** Supplied material **
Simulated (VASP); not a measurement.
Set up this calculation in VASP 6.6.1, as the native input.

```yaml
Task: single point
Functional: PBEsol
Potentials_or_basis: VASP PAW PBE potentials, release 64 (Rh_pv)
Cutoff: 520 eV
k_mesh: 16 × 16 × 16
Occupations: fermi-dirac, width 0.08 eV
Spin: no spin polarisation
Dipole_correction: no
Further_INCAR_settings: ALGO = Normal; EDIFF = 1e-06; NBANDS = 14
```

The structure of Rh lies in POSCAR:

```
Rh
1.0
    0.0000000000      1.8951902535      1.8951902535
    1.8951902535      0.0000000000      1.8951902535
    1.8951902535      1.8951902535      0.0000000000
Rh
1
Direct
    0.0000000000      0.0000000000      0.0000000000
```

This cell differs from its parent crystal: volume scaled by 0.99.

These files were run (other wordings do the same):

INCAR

** Required action **
From the first line to the last, reproduce the data exactly.

** Written reply **
Simulated (VASP); not a measurement.
Set up this calculation in VASP 6.6.1, as the native input.

```yaml
Task: single point
Functional: PBEsol
Potentials_or_basis: VASP PAW PBE potentials, release 64 (Rh_pv)
Cutoff: 520 eV
k_mesh: 16 × 16 × 16
Occupations: fermi-dirac, width 0.08 eV
Spin: no spin polarisation
Dipole_correction: no
Further_INCAR_settings: ALGO = Normal; EDIFF = 1e-06; NBANDS = 14
```

The structure of Rh lies in POSCAR:

```
Rh
1.0
    0.0000000000      1.8951902535      1.8951902535
    1.8951902535      0.0000000000      1.8951902535
    1.8951902535      1.8951902535      0.0000000000
Rh
1
Direct
    0.0000000000      0.0000000000      0.0000000000
```

This cell differs from its parent crystal: volume scaled by 0.99.

These files were run (other wordings do the same):

INCAR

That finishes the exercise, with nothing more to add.